◆ Task item
Exactly the lines from the opening of the data through the line containing "Pressure: 6.1 GPa" should be reproduced, please, with nothing added.

◆ Extracted information
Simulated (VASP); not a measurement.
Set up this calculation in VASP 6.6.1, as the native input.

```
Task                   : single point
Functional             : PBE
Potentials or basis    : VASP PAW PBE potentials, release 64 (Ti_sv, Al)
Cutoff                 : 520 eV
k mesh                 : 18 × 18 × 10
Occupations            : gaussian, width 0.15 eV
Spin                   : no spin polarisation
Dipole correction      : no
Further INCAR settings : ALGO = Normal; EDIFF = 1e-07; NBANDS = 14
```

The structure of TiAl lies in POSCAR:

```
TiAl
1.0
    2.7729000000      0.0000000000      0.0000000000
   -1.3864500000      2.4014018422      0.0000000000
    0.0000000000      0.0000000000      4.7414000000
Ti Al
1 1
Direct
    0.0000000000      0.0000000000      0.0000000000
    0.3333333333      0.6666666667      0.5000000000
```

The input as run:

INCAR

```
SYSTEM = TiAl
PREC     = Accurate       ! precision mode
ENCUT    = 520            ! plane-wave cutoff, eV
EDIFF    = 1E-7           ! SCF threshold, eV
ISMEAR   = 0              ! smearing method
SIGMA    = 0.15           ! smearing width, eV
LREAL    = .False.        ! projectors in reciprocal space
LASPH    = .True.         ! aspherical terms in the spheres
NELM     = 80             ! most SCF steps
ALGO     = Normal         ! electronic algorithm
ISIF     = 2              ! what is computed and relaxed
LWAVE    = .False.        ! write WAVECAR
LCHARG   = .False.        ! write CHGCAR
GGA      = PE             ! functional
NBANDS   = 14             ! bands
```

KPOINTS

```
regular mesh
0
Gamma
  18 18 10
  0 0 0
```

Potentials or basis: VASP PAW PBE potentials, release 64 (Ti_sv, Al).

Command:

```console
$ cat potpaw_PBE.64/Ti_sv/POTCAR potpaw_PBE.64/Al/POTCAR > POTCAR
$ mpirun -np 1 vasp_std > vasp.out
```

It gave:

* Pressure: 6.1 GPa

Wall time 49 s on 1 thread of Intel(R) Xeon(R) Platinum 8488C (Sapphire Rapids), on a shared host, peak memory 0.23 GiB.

◆ Task answer
Simulated (VASP); not a measurement.
Set up this calculation in VASP 6.6.1, as the native input.

```
Task                   : single point
Functional             : PBE
Potentials or basis    : VASP PAW PBE potentials, release 64 (Ti_sv, Al)
Cutoff                 : 520 eV
k mesh                 : 18 × 18 × 10
Occupations            : gaussian, width 0.15 eV
Spin                   : no spin polarisation
Dipole correction      : no
Further INCAR settings : ALGO = Normal; EDIFF = 1e-07; NBANDS = 14
```

The structure of TiAl lies in POSCAR:

```
TiAl
1.0
    2.7729000000      0.0000000000      0.0000000000
   -1.3864500000      2.4014018422      0.0000000000
    0.0000000000      0.0000000000      4.7414000000
Ti Al
1 1
Direct
    0.0000000000      0.0000000000      0.0000000000
    0.3333333333      0.6666666667      0.5000000000
```

The input as run:

INCAR

```
SYSTEM = TiAl
PREC     = Accurate       ! precision mode
ENCUT    = 520            ! plane-wave cutoff, eV
EDIFF    = 1E-7           ! SCF threshold, eV
ISMEAR   = 0              ! smearing method
SIGMA    = 0.15           ! smearing width, eV
LREAL    = .False.        ! projectors in reciprocal space
LASPH    = .True.         ! aspherical terms in the spheres
NELM     = 80             ! most SCF steps
ALGO     = Normal         ! electronic algorithm
ISIF     = 2              ! what is computed and relaxed
LWAVE    = .False.        ! write WAVECAR
LCHARG   = .False.        ! write CHGCAR
GGA      = PE             ! functional
NBANDS   = 14             ! bands
```

KPOINTS

```
regular mesh
0
Gamma
  18 18 10
  0 0 0
```

Potentials or basis: VASP PAW PBE potentials, release 64 (Ti_sv, Al).

Command:

```console
$ cat potpaw_PBE.64/Ti_sv/POTCAR potpaw_PBE.64/Al/POTCAR > POTCAR
$ mpirun -np 1 vasp_std > vasp.out
```

It gave:

* Pressure: 6.1 GPa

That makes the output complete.